▸ **PROVIDED DATA**
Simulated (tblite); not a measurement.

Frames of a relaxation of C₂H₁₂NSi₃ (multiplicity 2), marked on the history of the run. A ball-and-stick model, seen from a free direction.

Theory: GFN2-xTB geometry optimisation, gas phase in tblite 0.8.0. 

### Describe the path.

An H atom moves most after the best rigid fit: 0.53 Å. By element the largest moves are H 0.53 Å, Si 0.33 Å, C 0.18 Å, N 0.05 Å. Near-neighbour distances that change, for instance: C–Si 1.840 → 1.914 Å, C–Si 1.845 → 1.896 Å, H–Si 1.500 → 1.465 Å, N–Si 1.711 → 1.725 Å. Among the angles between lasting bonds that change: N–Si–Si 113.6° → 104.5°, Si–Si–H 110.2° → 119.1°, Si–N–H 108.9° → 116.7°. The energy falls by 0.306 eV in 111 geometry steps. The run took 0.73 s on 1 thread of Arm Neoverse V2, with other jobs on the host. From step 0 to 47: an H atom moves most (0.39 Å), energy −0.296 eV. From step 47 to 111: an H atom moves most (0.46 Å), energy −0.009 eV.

▸ **ACTION ITEM**
Please retype, with no changes, the lines that run from the first line of the entries to the line with "### Describe the path.", both ends included.

▸ **ANSWER BOX**
Simulated (tblite); not a measurement.

Frames of a relaxation of C₂H₁₂NSi₃ (multiplicity 2), marked on the history of the run. A ball-and-stick model, seen from a free direction.

Theory: GFN2-xTB geometry optimisation, gas phase in tblite 0.8.0. 

### Describe the path.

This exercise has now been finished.